*** DATA SUPPLIED Section Begins ***
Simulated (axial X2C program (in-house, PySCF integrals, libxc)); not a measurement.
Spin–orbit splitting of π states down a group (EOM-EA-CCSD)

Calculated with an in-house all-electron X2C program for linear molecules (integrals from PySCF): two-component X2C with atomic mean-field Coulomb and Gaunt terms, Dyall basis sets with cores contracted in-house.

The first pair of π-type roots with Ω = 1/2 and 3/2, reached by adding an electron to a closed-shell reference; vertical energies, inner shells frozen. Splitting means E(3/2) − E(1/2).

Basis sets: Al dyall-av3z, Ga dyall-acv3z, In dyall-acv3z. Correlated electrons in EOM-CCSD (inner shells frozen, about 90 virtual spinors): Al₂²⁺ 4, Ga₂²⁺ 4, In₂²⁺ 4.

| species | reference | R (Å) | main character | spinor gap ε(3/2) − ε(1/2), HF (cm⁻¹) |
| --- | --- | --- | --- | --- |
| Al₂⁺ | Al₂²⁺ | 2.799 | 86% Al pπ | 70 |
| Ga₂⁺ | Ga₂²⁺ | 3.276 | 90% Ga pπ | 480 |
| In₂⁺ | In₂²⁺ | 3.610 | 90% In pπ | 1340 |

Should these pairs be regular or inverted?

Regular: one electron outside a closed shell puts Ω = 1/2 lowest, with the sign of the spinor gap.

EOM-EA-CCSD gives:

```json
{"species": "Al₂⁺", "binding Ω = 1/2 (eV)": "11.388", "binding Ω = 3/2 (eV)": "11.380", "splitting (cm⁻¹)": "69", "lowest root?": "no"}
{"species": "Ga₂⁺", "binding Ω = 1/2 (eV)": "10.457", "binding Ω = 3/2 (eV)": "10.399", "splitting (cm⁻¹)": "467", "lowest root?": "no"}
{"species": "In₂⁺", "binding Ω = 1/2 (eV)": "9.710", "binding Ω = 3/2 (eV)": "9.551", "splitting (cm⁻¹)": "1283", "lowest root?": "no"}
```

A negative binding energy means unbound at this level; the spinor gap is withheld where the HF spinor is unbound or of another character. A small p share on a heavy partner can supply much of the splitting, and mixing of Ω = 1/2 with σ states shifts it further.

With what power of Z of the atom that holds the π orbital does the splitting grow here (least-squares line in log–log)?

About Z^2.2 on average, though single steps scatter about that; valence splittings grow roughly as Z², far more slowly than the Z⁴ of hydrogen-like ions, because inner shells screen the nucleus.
*** DATA SUPPLIED Section Ends ***

Repeat, word for word, the lines above between the line holding "Should these pairs be regular or inverted?" and the line holding "With what power", inclusive; omit everything else.

#### RESPONSE BOX
Should these pairs be regular or inverted?

Regular: one electron outside a closed shell puts Ω = 1/2 lowest, with the sign of the spinor gap.

EOM-EA-CCSD gives:

```json
{"species": "Al₂⁺", "binding Ω = 1/2 (eV)": "11.388", "binding Ω = 3/2 (eV)": "11.380", "splitting (cm⁻¹)": "69", "lowest root?": "no"}
{"species": "Ga₂⁺", "binding Ω = 1/2 (eV)": "10.457", "binding Ω = 3/2 (eV)": "10.399", "splitting (cm⁻¹)": "467", "lowest root?": "no"}
{"species": "In₂⁺", "binding Ω = 1/2 (eV)": "9.710", "binding Ω = 3/2 (eV)": "9.551", "splitting (cm⁻¹)": "1283", "lowest root?": "no"}
```

A negative binding energy means unbound at this level; the spinor gap is withheld where the HF spinor is unbound or of another character. A small p share on a heavy partner can supply much of the splitting, and mixing of Ω = 1/2 with σ states shifts it further.

With what power of Z of the atom that holds the π orbital does the splitting grow here (least-squares line in log–log)?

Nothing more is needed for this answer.